────────────────────

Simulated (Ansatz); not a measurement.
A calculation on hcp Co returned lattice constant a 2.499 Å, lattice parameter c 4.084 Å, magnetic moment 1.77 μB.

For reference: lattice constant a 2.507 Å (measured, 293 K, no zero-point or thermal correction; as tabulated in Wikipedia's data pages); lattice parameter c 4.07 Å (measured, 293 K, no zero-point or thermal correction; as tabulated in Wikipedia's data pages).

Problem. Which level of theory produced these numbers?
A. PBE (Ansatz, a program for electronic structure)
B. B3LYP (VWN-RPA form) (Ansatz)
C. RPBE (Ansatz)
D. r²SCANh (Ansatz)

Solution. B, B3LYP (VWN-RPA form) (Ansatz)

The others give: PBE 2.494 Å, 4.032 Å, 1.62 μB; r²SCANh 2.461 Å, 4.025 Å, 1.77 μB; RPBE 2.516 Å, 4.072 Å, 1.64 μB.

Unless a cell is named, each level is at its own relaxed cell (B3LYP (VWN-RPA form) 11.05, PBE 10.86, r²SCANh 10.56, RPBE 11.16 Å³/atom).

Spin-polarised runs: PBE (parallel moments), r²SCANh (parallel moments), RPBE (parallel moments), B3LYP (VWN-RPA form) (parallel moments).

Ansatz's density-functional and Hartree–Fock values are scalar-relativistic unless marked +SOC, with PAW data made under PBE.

────────────────────

» BRIEF
Within the material above, copy exactly the lines from the line that holds "Unless a cell" up to and including the line that holds "Spin-polarised runs: PBE".

» RESPONSE BOX
Unless a cell is named, each level is at its own relaxed cell (B3LYP (VWN-RPA form) 11.05, PBE 10.86, r²SCANh 10.56, RPBE 11.16 Å³/atom).

Spin-polarised runs: PBE (parallel moments), r²SCANh (parallel moments), RPBE (parallel moments), B3LYP (VWN-RPA form) (parallel moments).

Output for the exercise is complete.